- **REQUIREMENT**
Write out, word for word, only the data from its first line to the line containing "2.9 | 2.444 |".

- **INFORMATION SUPPLIED**
-- Opening Marker --
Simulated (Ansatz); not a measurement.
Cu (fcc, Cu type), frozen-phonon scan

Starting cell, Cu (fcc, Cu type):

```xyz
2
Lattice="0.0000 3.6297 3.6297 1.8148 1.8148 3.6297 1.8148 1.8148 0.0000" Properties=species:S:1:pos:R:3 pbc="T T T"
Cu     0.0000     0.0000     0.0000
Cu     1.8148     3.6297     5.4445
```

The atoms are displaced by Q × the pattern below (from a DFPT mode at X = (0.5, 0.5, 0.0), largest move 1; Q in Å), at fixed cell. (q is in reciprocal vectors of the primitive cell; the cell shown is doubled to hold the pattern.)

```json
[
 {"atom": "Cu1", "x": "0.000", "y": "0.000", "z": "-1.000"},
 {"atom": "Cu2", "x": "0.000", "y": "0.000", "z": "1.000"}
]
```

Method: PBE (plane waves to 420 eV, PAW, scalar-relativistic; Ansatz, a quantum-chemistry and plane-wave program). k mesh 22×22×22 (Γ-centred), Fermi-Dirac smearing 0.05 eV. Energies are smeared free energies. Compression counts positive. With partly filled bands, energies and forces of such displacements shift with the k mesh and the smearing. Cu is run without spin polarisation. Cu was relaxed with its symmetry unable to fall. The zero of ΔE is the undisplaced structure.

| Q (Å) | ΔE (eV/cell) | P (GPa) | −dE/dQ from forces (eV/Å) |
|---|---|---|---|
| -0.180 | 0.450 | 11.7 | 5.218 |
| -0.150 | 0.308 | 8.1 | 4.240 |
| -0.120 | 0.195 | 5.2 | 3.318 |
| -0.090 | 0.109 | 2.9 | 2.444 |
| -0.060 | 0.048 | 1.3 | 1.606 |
-- Closing Marker --

- **TASK OUTPUT**
Simulated (Ansatz); not a measurement.
Cu (fcc, Cu type), frozen-phonon scan

Starting cell, Cu (fcc, Cu type):

```xyz
2
Lattice="0.0000 3.6297 3.6297 1.8148 1.8148 3.6297 1.8148 1.8148 0.0000" Properties=species:S:1:pos:R:3 pbc="T T T"
Cu     0.0000     0.0000     0.0000
Cu     1.8148     3.6297     5.4445
```

The atoms are displaced by Q × the pattern below (from a DFPT mode at X = (0.5, 0.5, 0.0), largest move 1; Q in Å), at fixed cell. (q is in reciprocal vectors of the primitive cell; the cell shown is doubled to hold the pattern.)

```json
[
 {"atom": "Cu1", "x": "0.000", "y": "0.000", "z": "-1.000"},
 {"atom": "Cu2", "x": "0.000", "y": "0.000", "z": "1.000"}
]
```

Method: PBE (plane waves to 420 eV, PAW, scalar-relativistic; Ansatz, a quantum-chemistry and plane-wave program). k mesh 22×22×22 (Γ-centred), Fermi-Dirac smearing 0.05 eV. Energies are smeared free energies. Compression counts positive. With partly filled bands, energies and forces of such displacements shift with the k mesh and the smearing. Cu is run without spin polarisation. Cu was relaxed with its symmetry unable to fall. The zero of ΔE is the undisplaced structure.

| Q (Å) | ΔE (eV/cell) | P (GPa) | −dE/dQ from forces (eV/Å) |
|---|---|---|---|
| -0.180 | 0.450 | 11.7 | 5.218 |
| -0.150 | 0.308 | 8.1 | 4.240 |
| -0.120 | 0.195 | 5.2 | 3.318 |
| -0.090 | 0.109 | 2.9 | 2.444 |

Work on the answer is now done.